▶ **TASK ITEM**:
Set down each line of the listing exactly as it reads.

*** Block opens ***

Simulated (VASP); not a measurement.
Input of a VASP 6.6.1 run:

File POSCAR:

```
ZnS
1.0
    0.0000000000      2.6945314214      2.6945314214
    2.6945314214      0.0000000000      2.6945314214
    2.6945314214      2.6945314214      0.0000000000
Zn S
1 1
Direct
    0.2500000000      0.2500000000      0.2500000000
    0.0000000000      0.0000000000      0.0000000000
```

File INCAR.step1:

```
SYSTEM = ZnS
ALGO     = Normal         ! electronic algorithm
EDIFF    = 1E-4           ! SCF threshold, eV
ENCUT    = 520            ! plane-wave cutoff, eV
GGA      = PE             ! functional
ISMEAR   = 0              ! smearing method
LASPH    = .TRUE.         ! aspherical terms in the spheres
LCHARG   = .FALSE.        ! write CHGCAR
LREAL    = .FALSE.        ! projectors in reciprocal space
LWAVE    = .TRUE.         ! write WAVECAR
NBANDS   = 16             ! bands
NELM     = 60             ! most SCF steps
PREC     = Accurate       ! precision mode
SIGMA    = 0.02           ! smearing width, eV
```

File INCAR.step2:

*** Block closes ***

▶ **WRITTEN RESPONSE**:
Simulated (VASP); not a measurement.
Input of a VASP 6.6.1 run:

File POSCAR:

```
ZnS
1.0
    0.0000000000      2.6945314214      2.6945314214
    2.6945314214      0.0000000000      2.6945314214
    2.6945314214      2.6945314214      0.0000000000
Zn S
1 1
Direct
    0.2500000000      0.2500000000      0.2500000000
    0.0000000000      0.0000000000      0.0000000000
```

File INCAR.step1:

```
SYSTEM = ZnS
ALGO     = Normal         ! electronic algorithm
EDIFF    = 1E-4           ! SCF threshold, eV
ENCUT    = 520            ! plane-wave cutoff, eV
GGA      = PE             ! functional
ISMEAR   = 0              ! smearing method
LASPH    = .TRUE.         ! aspherical terms in the spheres
LCHARG   = .FALSE.        ! write CHGCAR
LREAL    = .FALSE.        ! projectors in reciprocal space
LWAVE    = .TRUE.         ! write WAVECAR
NBANDS   = 16             ! bands
NELM     = 60             ! most SCF steps
PREC     = Accurate       ! precision mode
SIGMA    = 0.02           ! smearing width, eV
```

File INCAR.step2:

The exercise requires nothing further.